◆ Assignment
Repeat the records below line by line, exactly, finishing on the line that contains "Doubt: the cutoff".

++++ Available data

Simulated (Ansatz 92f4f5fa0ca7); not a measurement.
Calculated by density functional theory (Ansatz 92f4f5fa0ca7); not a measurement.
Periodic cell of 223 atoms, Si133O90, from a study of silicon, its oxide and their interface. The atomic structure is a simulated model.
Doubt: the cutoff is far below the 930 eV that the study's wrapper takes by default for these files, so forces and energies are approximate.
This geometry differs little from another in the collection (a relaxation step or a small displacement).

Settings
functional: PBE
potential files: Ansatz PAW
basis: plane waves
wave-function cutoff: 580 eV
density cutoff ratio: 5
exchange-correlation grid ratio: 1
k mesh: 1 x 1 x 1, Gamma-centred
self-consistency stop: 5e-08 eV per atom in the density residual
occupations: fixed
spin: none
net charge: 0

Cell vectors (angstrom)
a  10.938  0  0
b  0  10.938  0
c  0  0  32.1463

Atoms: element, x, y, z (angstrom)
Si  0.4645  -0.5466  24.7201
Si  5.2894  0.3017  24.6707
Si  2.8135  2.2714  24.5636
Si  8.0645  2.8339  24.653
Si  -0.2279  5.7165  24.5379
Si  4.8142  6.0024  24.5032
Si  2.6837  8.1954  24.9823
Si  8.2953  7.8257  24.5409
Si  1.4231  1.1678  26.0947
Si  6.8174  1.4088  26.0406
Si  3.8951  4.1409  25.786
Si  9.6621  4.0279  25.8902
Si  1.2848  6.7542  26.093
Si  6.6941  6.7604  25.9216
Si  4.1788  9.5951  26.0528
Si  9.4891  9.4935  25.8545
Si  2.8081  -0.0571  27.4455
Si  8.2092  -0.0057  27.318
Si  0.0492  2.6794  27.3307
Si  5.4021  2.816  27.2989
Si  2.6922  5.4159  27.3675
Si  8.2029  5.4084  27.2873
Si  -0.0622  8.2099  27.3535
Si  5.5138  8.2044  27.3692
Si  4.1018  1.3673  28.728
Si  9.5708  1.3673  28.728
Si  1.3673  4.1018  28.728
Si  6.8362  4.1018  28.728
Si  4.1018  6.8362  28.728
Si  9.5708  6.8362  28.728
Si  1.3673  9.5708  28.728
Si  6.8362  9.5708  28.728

++++++++

◆ Worked solution
Simulated (Ansatz 92f4f5fa0ca7); not a measurement.
Calculated by density functional theory (Ansatz 92f4f5fa0ca7); not a measurement.
Periodic cell of 223 atoms, Si133O90, from a study of silicon, its oxide and their interface. The atomic structure is a simulated model.
Doubt: the cutoff is far below the 930 eV that the study's wrapper takes by default for these files, so forces and energies are approximate.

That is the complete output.